The answer must be an exact reproduction of the lines from the start of the records below through the line containing "Solution. D (0.0), C", and nothing more.

__________

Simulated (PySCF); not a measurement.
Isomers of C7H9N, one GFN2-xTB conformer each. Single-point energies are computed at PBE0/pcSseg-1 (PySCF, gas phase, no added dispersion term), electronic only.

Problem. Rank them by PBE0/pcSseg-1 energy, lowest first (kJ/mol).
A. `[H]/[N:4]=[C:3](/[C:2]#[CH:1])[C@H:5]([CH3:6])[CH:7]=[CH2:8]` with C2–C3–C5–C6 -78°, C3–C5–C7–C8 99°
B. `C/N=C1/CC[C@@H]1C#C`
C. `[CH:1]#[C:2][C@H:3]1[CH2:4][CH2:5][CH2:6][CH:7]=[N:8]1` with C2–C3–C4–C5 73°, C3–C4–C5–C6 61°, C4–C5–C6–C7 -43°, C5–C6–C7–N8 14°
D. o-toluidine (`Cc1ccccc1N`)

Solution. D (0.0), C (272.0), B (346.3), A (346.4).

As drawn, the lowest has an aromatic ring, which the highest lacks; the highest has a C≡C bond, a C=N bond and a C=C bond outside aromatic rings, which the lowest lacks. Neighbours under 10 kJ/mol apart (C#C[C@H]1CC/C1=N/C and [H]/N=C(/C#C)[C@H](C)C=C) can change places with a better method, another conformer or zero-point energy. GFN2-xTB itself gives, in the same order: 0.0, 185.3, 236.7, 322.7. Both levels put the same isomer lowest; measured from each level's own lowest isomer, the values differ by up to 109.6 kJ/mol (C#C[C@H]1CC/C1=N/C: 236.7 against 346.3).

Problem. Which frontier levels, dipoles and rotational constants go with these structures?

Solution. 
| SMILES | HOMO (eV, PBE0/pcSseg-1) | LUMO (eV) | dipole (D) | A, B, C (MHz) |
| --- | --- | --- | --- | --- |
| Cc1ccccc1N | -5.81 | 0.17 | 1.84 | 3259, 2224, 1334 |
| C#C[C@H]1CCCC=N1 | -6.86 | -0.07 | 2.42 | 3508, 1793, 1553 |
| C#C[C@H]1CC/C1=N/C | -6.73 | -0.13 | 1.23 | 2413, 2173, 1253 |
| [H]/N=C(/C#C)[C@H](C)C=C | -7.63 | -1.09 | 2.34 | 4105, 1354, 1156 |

__________

▶ Solution:
Simulated (PySCF); not a measurement.
Isomers of C7H9N, one GFN2-xTB conformer each. Single-point energies are computed at PBE0/pcSseg-1 (PySCF, gas phase, no added dispersion term), electronic only.

Problem. Rank them by PBE0/pcSseg-1 energy, lowest first (kJ/mol).
A. `[H]/[N:4]=[C:3](/[C:2]#[CH:1])[C@H:5]([CH3:6])[CH:7]=[CH2:8]` with C2–C3–C5–C6 -78°, C3–C5–C7–C8 99°
B. `C/N=C1/CC[C@@H]1C#C`
C. `[CH:1]#[C:2][C@H:3]1[CH2:4][CH2:5][CH2:6][CH:7]=[N:8]1` with C2–C3–C4–C5 73°, C3–C4–C5–C6 61°, C4–C5–C6–C7 -43°, C5–C6–C7–N8 14°
D. o-toluidine (`Cc1ccccc1N`)

Solution. D (0.0), C (272.0), B (346.3), A (346.4).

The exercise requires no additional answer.